**REQUIRED ACTION**: Reproduce the lines of the listing exactly, beginning at the top, until the line with "(part 2 of 2)" has been reproduced too.

● ● ●

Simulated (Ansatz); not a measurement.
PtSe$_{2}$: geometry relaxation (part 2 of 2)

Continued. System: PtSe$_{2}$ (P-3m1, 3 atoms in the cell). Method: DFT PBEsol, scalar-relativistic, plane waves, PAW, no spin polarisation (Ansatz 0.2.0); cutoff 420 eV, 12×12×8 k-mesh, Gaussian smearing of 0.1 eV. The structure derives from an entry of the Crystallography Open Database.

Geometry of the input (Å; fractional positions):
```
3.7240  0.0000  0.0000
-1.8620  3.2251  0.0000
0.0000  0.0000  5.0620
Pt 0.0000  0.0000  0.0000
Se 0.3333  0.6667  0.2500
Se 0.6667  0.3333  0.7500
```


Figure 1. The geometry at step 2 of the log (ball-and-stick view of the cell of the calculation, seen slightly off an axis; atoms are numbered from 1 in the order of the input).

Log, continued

● ● ●

**TASK RESPONSE**:
Simulated (Ansatz); not a measurement.
PtSe$_{2}$: geometry relaxation (part 2 of 2)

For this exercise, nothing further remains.